————
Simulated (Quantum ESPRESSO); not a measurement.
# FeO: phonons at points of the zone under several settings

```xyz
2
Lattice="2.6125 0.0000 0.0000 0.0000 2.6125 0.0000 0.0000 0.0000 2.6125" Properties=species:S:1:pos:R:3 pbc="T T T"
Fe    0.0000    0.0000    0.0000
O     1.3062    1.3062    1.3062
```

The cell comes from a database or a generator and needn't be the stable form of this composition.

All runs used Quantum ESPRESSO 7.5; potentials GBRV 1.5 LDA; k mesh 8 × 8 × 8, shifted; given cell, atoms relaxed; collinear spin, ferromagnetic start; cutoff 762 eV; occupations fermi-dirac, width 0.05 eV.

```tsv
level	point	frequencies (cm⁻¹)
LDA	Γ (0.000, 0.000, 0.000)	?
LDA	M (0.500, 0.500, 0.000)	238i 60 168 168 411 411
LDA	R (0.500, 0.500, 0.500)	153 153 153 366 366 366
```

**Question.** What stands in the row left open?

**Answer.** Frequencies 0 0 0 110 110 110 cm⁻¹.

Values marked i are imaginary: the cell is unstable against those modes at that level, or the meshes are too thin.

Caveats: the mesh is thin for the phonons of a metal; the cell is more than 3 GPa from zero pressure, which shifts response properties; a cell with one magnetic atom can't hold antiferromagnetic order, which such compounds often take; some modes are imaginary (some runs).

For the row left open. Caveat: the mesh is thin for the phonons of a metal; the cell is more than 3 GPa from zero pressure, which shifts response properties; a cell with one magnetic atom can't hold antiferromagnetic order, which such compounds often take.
————

→ Activity
In the listing above, locate the line containing "Values marked i" and the line containing "Caveats: the mesh". Extract those two lines and every line between them, exactly as written, and only those.

→ Expected answer
Values marked i are imaginary: the cell is unstable against those modes at that level, or the meshes are too thin.

Caveats: the mesh is thin for the phonons of a metal; the cell is more than 3 GPa from zero pressure, which shifts response properties; a cell with one magnetic atom can't hold antiferromagnetic order, which such compounds often take; some modes are imaginary (some runs).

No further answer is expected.